— REQUIRED ACTION —
The records must be returned word for word.

— DATASET CONTENT —
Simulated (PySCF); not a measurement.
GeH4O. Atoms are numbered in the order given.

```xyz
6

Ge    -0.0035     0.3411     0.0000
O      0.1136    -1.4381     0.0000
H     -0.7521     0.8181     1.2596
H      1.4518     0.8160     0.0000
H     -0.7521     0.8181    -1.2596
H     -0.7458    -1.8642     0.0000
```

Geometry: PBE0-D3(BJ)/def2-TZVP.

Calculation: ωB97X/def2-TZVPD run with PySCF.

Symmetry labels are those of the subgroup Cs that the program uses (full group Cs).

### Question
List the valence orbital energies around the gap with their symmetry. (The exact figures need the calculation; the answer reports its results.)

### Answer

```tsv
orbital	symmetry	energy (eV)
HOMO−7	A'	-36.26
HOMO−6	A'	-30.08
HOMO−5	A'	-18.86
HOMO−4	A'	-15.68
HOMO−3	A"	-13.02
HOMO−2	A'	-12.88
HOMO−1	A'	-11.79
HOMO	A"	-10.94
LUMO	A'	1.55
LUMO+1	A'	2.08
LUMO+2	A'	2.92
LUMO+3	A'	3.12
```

— YOUR SOLUTION —
Simulated (PySCF); not a measurement.
GeH4O. Atoms are numbered in the order given.

```xyz
6

Ge    -0.0035     0.3411     0.0000
O      0.1136    -1.4381     0.0000
H     -0.7521     0.8181     1.2596
H      1.4518     0.8160     0.0000
H     -0.7521     0.8181    -1.2596
H     -0.7458    -1.8642     0.0000
```

Geometry: PBE0-D3(BJ)/def2-TZVP.

Calculation: ωB97X/def2-TZVPD run with PySCF.

Symmetry labels are those of the subgroup Cs that the program uses (full group Cs).

### Question
List the valence orbital energies around the gap with their symmetry. (The exact figures need the calculation; the answer reports its results.)

### Answer

```tsv
orbital	symmetry	energy (eV)
HOMO−7	A'	-36.26
HOMO−6	A'	-30.08
HOMO−5	A'	-18.86
HOMO−4	A'	-15.68
HOMO−3	A"	-13.02
HOMO−2	A'	-12.88
HOMO−1	A'	-11.79
HOMO	A"	-10.94
LUMO	A'	1.55
LUMO+1	A'	2.08
LUMO+2	A'	2.92
LUMO+3	A'	3.12
```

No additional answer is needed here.